Information given
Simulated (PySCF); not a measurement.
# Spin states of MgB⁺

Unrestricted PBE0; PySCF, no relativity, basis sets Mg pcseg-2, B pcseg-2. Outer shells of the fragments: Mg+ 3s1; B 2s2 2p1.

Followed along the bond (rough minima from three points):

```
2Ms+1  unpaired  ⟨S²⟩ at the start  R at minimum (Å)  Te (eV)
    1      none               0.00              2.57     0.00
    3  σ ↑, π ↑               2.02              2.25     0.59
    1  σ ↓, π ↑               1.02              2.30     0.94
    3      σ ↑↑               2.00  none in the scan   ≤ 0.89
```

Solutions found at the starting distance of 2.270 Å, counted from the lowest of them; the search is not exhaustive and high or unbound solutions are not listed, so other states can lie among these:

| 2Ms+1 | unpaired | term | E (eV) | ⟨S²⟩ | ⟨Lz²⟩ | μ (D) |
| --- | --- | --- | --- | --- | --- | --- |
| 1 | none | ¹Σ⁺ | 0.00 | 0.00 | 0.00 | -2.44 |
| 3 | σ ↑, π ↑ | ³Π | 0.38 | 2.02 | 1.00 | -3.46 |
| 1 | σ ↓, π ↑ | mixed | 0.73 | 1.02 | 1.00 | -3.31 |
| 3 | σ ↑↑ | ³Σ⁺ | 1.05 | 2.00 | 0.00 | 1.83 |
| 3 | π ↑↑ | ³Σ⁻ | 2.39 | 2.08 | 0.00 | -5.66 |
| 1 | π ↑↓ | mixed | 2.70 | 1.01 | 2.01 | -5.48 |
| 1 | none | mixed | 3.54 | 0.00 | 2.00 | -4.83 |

Work task
Please retype the entries above in full, exactly as they stand.

Answer space
Simulated (PySCF); not a measurement.
# Spin states of MgB⁺

Unrestricted PBE0; PySCF, no relativity, basis sets Mg pcseg-2, B pcseg-2. Outer shells of the fragments: Mg+ 3s1; B 2s2 2p1.

Followed along the bond (rough minima from three points):

```
2Ms+1  unpaired  ⟨S²⟩ at the start  R at minimum (Å)  Te (eV)
    1      none               0.00              2.57     0.00
    3  σ ↑, π ↑               2.02              2.25     0.59
    1  σ ↓, π ↑               1.02              2.30     0.94
    3      σ ↑↑               2.00  none in the scan   ≤ 0.89
```

Solutions found at the starting distance of 2.270 Å, counted from the lowest of them; the search is not exhaustive and high or unbound solutions are not listed, so other states can lie among these:

| 2Ms+1 | unpaired | term | E (eV) | ⟨S²⟩ | ⟨Lz²⟩ | μ (D) |
| --- | --- | --- | --- | --- | --- | --- |
| 1 | none | ¹Σ⁺ | 0.00 | 0.00 | 0.00 | -2.44 |
| 3 | σ ↑, π ↑ | ³Π | 0.38 | 2.02 | 1.00 | -3.46 |
| 1 | σ ↓, π ↑ | mixed | 0.73 | 1.02 | 1.00 | -3.31 |
| 3 | σ ↑↑ | ³Σ⁺ | 1.05 | 2.00 | 0.00 | 1.83 |
| 3 | π ↑↑ | ³Σ⁻ | 2.39 | 2.08 | 0.00 | -5.66 |
| 1 | π ↑↓ | mixed | 2.70 | 1.01 | 2.01 | -5.48 |
| 1 | none | mixed | 3.54 | 0.00 | 2.00 | -4.83 |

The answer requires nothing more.